**Work instruction**
Produce word for word the lines of the data below running from the one that has "## Ta3N: relaxation" to the one that has "Functional | PBE |", inclusive, and no others.

= = = = = = =

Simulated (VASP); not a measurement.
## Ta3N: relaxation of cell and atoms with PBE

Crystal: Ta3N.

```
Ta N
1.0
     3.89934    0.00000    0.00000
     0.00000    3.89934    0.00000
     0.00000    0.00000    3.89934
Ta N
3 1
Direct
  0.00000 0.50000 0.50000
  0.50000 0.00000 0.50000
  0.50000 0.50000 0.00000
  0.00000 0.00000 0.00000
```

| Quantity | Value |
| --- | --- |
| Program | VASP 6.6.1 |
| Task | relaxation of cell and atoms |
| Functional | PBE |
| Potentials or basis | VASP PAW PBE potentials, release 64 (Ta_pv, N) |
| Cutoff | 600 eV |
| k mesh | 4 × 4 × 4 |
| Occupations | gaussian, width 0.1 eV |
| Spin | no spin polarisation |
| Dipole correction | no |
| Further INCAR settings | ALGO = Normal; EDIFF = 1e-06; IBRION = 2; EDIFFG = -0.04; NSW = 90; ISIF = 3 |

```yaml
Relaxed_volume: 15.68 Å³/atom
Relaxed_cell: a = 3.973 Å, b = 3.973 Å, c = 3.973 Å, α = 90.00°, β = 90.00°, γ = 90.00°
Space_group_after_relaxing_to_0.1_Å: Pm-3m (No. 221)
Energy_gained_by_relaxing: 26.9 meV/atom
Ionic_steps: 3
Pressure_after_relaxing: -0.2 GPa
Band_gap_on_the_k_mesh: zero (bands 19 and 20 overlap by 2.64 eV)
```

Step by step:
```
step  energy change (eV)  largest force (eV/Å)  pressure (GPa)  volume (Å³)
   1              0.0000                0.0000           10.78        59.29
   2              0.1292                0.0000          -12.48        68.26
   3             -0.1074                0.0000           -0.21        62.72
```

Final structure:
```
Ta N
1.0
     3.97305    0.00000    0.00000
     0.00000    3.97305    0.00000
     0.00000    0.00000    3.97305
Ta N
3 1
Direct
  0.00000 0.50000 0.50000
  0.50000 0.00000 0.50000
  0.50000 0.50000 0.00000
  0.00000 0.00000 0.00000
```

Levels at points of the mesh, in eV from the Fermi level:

= = = = = = =

**Written response**
## Ta3N: relaxation of cell and atoms with PBE

Crystal: Ta3N.

```
Ta N
1.0
     3.89934    0.00000    0.00000
     0.00000    3.89934    0.00000
     0.00000    0.00000    3.89934
Ta N
3 1
Direct
  0.00000 0.50000 0.50000
  0.50000 0.00000 0.50000
  0.50000 0.50000 0.00000
  0.00000 0.00000 0.00000
```

| Quantity | Value |
| --- | --- |
| Program | VASP 6.6.1 |
| Task | relaxation of cell and atoms |
| Functional | PBE |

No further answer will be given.